- INFORMATION PROVIDED:
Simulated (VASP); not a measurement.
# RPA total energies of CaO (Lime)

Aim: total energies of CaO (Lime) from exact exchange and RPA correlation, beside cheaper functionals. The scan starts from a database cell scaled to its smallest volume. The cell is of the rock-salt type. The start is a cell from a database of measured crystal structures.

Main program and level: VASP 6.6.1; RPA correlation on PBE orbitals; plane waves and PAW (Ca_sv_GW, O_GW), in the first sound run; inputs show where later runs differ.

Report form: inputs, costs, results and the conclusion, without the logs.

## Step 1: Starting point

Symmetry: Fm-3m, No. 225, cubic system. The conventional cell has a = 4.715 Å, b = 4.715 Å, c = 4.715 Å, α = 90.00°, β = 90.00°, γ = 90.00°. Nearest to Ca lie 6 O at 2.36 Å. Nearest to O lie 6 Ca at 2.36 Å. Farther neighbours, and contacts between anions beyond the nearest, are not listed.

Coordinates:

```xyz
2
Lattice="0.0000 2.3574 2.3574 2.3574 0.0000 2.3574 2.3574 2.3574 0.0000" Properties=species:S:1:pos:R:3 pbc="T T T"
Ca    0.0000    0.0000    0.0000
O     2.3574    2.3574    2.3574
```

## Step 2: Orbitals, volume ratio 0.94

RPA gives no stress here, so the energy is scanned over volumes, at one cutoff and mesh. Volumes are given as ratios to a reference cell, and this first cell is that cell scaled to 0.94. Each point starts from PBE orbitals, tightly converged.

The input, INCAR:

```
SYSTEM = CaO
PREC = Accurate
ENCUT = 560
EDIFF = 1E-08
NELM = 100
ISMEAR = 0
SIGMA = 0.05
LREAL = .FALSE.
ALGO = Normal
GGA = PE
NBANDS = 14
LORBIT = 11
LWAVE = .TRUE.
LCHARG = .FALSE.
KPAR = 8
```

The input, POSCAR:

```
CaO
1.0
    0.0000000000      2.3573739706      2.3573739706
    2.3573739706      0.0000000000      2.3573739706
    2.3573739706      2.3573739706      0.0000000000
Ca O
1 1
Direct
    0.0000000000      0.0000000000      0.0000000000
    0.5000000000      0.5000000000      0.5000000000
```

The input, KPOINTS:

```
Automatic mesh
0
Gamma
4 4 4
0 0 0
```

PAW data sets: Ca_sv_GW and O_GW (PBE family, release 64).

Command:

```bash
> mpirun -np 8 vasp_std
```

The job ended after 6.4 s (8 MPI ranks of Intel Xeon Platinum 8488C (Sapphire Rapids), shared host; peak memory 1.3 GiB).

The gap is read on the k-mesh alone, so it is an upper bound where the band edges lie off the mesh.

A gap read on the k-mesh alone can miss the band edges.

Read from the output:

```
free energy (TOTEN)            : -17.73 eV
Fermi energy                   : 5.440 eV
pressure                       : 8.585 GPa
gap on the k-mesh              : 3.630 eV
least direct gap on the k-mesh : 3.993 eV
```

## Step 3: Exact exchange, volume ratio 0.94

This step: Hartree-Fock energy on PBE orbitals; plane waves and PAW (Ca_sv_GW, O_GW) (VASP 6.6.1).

- ACTIVITY: Begin at the top of the listing above and set down each line exactly. Stop after the line that contains "## Step 1: Starting point".

- YOUR RESPONSE:
Simulated (VASP); not a measurement.
# RPA total energies of CaO (Lime)

Aim: total energies of CaO (Lime) from exact exchange and RPA correlation, beside cheaper functionals. The scan starts from a database cell scaled to its smallest volume. The cell is of the rock-salt type. The start is a cell from a database of measured crystal structures.

Main program and level: VASP 6.6.1; RPA correlation on PBE orbitals; plane waves and PAW (Ca_sv_GW, O_GW), in the first sound run; inputs show where later runs differ.

Report form: inputs, costs, results and the conclusion, without the logs.

## Step 1: Starting point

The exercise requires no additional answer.